**Brief**
Would you return the lines between the one holding "Lattice parameters: a" and the one holding "About the cell: it", inclusive, and only those, exactly as they stand in the listing below?

Segment Start: Listed entries
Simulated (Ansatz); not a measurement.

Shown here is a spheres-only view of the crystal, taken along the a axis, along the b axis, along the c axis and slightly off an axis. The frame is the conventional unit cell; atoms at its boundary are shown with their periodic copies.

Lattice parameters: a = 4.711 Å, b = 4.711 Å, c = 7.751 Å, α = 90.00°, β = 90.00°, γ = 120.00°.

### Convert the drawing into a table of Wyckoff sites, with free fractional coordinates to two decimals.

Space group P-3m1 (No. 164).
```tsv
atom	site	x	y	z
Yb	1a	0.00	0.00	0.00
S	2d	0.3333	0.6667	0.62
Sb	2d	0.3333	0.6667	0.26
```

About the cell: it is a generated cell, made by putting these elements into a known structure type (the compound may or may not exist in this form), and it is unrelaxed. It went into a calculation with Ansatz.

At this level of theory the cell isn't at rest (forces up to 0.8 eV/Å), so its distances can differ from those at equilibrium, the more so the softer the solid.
Segment End: Listed entries

**Exercise answer**
Lattice parameters: a = 4.711 Å, b = 4.711 Å, c = 7.751 Å, α = 90.00°, β = 90.00°, γ = 120.00°.

### Convert the drawing into a table of Wyckoff sites, with free fractional coordinates to two decimals.

Space group P-3m1 (No. 164).
```tsv
atom	site	x	y	z
Yb	1a	0.00	0.00	0.00
S	2d	0.3333	0.6667	0.62
Sb	2d	0.3333	0.6667	0.26
```

About the cell: it is a generated cell, made by putting these elements into a known structure type (the compound may or may not exist in this form), and it is unrelaxed. It went into a calculation with Ansatz.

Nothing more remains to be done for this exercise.